WORK ORDER:
Print, in exact form, the lines below from the one containing "Alike in both" through the one containing "Ansatz 0.2.0 |", and omit all others.

RECORDS PROVIDED:
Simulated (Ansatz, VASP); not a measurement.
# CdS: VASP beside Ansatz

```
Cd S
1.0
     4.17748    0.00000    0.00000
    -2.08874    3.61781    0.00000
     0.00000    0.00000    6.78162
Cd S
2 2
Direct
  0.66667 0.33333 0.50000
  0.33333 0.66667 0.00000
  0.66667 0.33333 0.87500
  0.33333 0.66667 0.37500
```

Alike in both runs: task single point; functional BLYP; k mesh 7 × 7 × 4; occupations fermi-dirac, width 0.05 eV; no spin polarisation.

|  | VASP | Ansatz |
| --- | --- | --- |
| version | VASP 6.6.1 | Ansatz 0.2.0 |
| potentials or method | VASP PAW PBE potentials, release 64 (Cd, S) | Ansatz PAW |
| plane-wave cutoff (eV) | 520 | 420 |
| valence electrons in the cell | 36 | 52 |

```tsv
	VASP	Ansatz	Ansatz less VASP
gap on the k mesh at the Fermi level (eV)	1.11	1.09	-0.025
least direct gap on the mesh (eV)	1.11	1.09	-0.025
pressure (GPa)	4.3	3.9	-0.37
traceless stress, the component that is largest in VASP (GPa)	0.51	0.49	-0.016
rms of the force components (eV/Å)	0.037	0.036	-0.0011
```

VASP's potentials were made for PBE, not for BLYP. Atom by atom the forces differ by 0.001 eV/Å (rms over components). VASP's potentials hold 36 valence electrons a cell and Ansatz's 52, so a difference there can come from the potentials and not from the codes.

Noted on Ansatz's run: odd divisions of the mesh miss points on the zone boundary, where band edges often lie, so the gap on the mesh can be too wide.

ANSWER SPACE:
Alike in both runs: task single point; functional BLYP; k mesh 7 × 7 × 4; occupations fermi-dirac, width 0.05 eV; no spin polarisation.

|  | VASP | Ansatz |
| --- | --- | --- |
| version | VASP 6.6.1 | Ansatz 0.2.0 |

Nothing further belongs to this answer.